Activity: Up to and including the line with "AlN: pressure against volume per atom", copy the records below exactly from their first line.

[[ Records supplied, beginning ]]
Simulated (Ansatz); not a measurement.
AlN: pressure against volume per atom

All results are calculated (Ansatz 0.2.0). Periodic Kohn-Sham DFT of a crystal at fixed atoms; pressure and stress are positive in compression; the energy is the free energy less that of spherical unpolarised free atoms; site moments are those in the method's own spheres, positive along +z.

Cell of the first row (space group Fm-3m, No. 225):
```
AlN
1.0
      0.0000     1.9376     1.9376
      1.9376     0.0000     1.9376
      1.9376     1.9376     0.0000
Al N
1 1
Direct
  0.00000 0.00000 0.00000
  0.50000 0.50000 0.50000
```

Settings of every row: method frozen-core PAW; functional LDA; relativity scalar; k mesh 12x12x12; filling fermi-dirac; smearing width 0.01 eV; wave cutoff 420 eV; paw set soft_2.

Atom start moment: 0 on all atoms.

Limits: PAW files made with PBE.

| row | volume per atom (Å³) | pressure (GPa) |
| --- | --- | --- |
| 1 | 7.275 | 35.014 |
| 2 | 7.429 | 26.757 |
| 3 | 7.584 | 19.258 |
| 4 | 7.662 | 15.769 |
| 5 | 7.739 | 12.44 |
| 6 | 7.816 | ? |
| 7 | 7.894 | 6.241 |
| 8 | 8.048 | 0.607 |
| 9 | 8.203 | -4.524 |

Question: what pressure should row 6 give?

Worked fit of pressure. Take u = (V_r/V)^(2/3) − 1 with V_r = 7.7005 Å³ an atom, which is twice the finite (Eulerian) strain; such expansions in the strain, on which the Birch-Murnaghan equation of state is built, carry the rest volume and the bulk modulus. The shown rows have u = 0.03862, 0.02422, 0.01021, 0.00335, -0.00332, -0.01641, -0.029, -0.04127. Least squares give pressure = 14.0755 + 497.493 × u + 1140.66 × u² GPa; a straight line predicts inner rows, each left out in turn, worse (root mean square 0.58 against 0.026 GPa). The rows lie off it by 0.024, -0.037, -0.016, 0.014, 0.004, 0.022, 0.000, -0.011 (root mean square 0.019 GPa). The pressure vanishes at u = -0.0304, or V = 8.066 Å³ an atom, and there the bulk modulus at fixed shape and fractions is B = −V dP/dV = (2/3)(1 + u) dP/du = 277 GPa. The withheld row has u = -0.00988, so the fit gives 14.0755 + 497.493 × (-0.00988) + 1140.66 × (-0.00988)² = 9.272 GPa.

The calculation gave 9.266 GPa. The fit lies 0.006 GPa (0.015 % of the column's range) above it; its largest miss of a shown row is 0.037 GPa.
[[ Records supplied, end ]]

Response area:
Simulated (Ansatz); not a measurement.
AlN: pressure against volume per atom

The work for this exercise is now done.